■ Supplied information:
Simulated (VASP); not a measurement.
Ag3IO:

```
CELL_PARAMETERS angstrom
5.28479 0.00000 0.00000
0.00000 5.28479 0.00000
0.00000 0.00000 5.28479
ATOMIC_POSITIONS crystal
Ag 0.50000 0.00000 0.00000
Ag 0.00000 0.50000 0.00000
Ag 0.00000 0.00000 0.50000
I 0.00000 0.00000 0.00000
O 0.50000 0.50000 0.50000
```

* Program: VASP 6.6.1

■ Assigned task: In full and exactly as written, reproduce the records above.

■ Written answer:
Simulated (VASP); not a measurement.
Ag3IO:

```
CELL_PARAMETERS angstrom
5.28479 0.00000 0.00000
0.00000 5.28479 0.00000
0.00000 0.00000 5.28479
ATOMIC_POSITIONS crystal
Ag 0.50000 0.00000 0.00000
Ag 0.00000 0.50000 0.00000
Ag 0.00000 0.00000 0.50000
I 0.00000 0.00000 0.00000
O 0.50000 0.50000 0.50000
```

* Program: VASP 6.6.1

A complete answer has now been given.